▶ _Exercise_
In the listing below, print exactly the lines between the line holding "The starting structure" and the line holding "relaxation of C2H5F3OZr**", inclusive, and no more.

▶ _Data listing_
__________________________________________________
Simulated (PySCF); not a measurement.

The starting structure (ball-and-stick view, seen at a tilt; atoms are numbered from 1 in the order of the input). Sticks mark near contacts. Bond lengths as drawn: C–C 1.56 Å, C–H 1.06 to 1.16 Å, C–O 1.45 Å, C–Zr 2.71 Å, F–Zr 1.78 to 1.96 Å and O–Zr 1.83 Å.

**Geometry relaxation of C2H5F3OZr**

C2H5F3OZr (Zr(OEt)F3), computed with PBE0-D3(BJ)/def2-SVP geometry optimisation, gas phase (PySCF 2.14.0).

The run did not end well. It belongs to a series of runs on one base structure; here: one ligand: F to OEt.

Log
__________________________________________________

▶ _Response area_
The starting structure (ball-and-stick view, seen at a tilt; atoms are numbered from 1 in the order of the input). Sticks mark near contacts. Bond lengths as drawn: C–C 1.56 Å, C–H 1.06 to 1.16 Å, C–O 1.45 Å, C–Zr 2.71 Å, F–Zr 1.78 to 1.96 Å and O–Zr 1.83 Å.

**Geometry relaxation of C2H5F3OZr**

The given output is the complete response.